Nothing in the records may change. Output them all exactly.

___ INFORMATION SUPPLIED

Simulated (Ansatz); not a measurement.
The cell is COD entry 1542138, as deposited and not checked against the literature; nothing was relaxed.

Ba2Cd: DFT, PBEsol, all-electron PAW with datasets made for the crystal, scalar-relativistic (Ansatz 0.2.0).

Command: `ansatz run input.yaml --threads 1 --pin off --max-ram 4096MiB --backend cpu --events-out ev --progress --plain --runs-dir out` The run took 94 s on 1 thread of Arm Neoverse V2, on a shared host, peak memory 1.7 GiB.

______

§ PROBLEM SOLUTION:
Simulated (Ansatz); not a measurement.
The cell is COD entry 1542138, as deposited and not checked against the literature; nothing was relaxed.

Ba2Cd: DFT, PBEsol, all-electron PAW with datasets made for the crystal, scalar-relativistic (Ansatz 0.2.0).

Command: `ansatz run input.yaml --threads 1 --pin off --max-ram 4096MiB --backend cpu --events-out ev --progress --plain --runs-dir out` The run took 94 s on 1 thread of Arm Neoverse V2, on a shared host, peak memory 1.7 GiB.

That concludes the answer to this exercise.